◆ WORK INSTRUCTION ◆
Below is a listing. Set down exactly the lines from the one containing "-4984.8877 | – | 3.5 s |" through the one containing "-4985.4982 | – | 4.2 s |", both ends included, and leave out the rest.

******

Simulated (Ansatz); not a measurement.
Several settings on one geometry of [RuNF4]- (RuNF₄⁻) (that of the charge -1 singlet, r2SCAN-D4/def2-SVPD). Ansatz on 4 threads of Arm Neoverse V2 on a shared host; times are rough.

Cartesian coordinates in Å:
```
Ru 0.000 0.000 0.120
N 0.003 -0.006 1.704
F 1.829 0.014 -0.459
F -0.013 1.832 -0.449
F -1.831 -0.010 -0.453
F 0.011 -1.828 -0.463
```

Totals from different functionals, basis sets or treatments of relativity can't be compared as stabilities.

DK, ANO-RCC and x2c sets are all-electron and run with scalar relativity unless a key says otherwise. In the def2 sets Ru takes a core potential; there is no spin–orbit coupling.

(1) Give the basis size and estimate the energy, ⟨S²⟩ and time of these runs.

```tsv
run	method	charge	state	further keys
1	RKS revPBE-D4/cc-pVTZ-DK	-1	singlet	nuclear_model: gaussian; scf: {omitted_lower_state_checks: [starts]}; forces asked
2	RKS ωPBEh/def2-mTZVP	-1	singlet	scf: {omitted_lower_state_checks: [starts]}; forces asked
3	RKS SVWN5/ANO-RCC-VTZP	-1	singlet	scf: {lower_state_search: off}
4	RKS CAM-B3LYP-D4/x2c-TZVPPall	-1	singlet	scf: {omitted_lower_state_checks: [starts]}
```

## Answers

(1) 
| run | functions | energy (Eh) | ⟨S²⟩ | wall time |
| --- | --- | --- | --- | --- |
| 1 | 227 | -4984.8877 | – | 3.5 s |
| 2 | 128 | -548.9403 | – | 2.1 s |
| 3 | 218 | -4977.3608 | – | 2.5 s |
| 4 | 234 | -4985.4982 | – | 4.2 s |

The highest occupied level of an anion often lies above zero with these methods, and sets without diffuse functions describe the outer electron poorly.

******

◆ WORKED SOLUTION ◆
| 1 | 227 | -4984.8877 | – | 3.5 s |
| 2 | 128 | -548.9403 | – | 2.1 s |
| 3 | 218 | -4977.3608 | – | 2.5 s |
| 4 | 234 | -4985.4982 | – | 4.2 s |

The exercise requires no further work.